Listed entries Block Start

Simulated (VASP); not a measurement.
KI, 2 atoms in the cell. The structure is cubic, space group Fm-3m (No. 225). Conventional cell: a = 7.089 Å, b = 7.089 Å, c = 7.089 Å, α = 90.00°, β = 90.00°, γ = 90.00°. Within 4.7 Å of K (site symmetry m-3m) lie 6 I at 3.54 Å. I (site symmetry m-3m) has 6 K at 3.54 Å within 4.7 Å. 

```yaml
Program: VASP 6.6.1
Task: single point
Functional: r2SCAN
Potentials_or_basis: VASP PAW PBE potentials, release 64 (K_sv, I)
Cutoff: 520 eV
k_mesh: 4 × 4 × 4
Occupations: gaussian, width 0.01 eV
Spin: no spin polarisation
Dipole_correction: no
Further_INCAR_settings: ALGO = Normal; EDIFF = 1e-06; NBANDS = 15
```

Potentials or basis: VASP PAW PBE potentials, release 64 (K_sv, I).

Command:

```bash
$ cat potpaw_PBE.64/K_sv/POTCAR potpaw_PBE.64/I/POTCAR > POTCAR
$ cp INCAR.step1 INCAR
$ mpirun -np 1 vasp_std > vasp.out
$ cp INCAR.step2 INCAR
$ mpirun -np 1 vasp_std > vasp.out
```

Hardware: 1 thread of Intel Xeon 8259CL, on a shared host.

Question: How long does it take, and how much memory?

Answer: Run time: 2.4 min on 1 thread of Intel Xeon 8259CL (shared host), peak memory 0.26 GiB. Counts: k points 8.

Listed entries Block End

Work order:
Taking the line with "Potentials or basis: VASP" as the first and the line with "Hardware: 1 thread" as the last, retype that stretch of the data above exactly, with no other lines.

Task solution:
Potentials or basis: VASP PAW PBE potentials, release 64 (K_sv, I).

Command:

```bash
$ cat potpaw_PBE.64/K_sv/POTCAR potpaw_PBE.64/I/POTCAR > POTCAR
$ cp INCAR.step1 INCAR
$ mpirun -np 1 vasp_std > vasp.out
$ cp INCAR.step2 INCAR
$ mpirun -np 1 vasp_std > vasp.out
```

Hardware: 1 thread of Intel Xeon 8259CL, on a shared host.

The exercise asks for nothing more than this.